Give back an exact copy of the lines from the start of the material through the line bearing "(1.67, 0.33, 1.27).". Include both ends and nothing else.

⁂

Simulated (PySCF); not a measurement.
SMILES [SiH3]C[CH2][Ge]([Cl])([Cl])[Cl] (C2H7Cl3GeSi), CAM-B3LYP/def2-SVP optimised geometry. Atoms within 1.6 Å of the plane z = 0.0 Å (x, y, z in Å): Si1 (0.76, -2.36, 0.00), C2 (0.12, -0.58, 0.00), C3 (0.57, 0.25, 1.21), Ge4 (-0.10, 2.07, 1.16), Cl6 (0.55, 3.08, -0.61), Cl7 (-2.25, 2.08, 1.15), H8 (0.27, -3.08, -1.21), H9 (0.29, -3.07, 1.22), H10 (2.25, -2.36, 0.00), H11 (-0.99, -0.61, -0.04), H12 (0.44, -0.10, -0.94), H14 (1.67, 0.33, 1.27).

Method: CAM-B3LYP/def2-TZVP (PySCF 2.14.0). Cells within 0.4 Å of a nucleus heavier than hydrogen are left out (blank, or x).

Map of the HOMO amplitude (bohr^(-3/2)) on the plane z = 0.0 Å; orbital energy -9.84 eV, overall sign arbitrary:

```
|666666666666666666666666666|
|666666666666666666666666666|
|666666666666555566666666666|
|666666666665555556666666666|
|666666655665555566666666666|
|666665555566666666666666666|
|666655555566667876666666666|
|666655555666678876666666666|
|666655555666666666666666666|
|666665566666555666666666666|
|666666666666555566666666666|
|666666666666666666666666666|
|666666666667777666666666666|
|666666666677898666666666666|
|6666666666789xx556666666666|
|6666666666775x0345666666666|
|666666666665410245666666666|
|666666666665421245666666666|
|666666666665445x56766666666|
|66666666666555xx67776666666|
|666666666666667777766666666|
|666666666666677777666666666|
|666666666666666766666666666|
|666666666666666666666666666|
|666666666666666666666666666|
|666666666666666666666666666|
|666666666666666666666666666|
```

⁂

- Exercise result:
Simulated (PySCF); not a measurement.
SMILES [SiH3]C[CH2][Ge]([Cl])([Cl])[Cl] (C2H7Cl3GeSi), CAM-B3LYP/def2-SVP optimised geometry. Atoms within 1.6 Å of the plane z = 0.0 Å (x, y, z in Å): Si1 (0.76, -2.36, 0.00), C2 (0.12, -0.58, 0.00), C3 (0.57, 0.25, 1.21), Ge4 (-0.10, 2.07, 1.16), Cl6 (0.55, 3.08, -0.61), Cl7 (-2.25, 2.08, 1.15), H8 (0.27, -3.08, -1.21), H9 (0.29, -3.07, 1.22), H10 (2.25, -2.36, 0.00), H11 (-0.99, -0.61, -0.04), H12 (0.44, -0.10, -0.94), H14 (1.67, 0.33, 1.27).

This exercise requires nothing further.